+ + + + +

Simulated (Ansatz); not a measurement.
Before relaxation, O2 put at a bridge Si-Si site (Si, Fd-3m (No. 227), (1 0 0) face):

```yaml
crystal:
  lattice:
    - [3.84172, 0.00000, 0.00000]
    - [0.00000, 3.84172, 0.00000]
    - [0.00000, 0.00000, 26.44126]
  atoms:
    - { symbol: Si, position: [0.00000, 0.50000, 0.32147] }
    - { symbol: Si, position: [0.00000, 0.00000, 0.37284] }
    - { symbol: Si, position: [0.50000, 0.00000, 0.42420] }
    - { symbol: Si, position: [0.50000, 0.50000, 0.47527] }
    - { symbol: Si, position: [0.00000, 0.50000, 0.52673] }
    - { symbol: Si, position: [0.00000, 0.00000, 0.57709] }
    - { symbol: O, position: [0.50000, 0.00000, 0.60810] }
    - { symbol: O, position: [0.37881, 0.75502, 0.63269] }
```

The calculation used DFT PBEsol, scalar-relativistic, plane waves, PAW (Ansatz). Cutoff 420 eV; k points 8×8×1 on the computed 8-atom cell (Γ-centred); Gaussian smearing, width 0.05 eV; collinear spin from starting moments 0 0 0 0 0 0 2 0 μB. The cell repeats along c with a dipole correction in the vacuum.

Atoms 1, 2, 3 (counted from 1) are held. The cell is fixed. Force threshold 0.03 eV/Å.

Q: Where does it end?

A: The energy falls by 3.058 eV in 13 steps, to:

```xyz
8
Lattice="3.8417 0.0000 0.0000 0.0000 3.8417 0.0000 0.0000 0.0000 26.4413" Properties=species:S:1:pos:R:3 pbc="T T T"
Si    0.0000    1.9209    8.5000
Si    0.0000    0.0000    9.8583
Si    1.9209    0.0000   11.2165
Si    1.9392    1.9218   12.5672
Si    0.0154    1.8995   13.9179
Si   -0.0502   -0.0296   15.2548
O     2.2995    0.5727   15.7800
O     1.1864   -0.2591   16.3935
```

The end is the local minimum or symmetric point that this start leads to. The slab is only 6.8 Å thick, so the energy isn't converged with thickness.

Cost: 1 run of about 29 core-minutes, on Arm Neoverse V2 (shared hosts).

+ + + + +

● **Work order**: Word for word, restate the entries from the first line to the line that has "The end is the", both included, and nothing else.

● **Response box**:
Simulated (Ansatz); not a measurement.
Before relaxation, O2 put at a bridge Si-Si site (Si, Fd-3m (No. 227), (1 0 0) face):

```yaml
crystal:
  lattice:
    - [3.84172, 0.00000, 0.00000]
    - [0.00000, 3.84172, 0.00000]
    - [0.00000, 0.00000, 26.44126]
  atoms:
    - { symbol: Si, position: [0.00000, 0.50000, 0.32147] }
    - { symbol: Si, position: [0.00000, 0.00000, 0.37284] }
    - { symbol: Si, position: [0.50000, 0.00000, 0.42420] }
    - { symbol: Si, position: [0.50000, 0.50000, 0.47527] }
    - { symbol: Si, position: [0.00000, 0.50000, 0.52673] }
    - { symbol: Si, position: [0.00000, 0.00000, 0.57709] }
    - { symbol: O, position: [0.50000, 0.00000, 0.60810] }
    - { symbol: O, position: [0.37881, 0.75502, 0.63269] }
```

The calculation used DFT PBEsol, scalar-relativistic, plane waves, PAW (Ansatz). Cutoff 420 eV; k points 8×8×1 on the computed 8-atom cell (Γ-centred); Gaussian smearing, width 0.05 eV; collinear spin from starting moments 0 0 0 0 0 0 2 0 μB. The cell repeats along c with a dipole correction in the vacuum.

Atoms 1, 2, 3 (counted from 1) are held. The cell is fixed. Force threshold 0.03 eV/Å.

Q: Where does it end?

A: The energy falls by 3.058 eV in 13 steps, to:

```xyz
8
Lattice="3.8417 0.0000 0.0000 0.0000 3.8417 0.0000 0.0000 0.0000 26.4413" Properties=species:S:1:pos:R:3 pbc="T T T"
Si    0.0000    1.9209    8.5000
Si    0.0000    0.0000    9.8583
Si    1.9209    0.0000   11.2165
Si    1.9392    1.9218   12.5672
Si    0.0154    1.8995   13.9179
Si   -0.0502   -0.0296   15.2548
O     2.2995    0.5727   15.7800
O     1.1864   -0.2591   16.3935
```

The end is the local minimum or symmetric point that this start leads to. The slab is only 6.8 Å thick, so the energy isn't converged with thickness.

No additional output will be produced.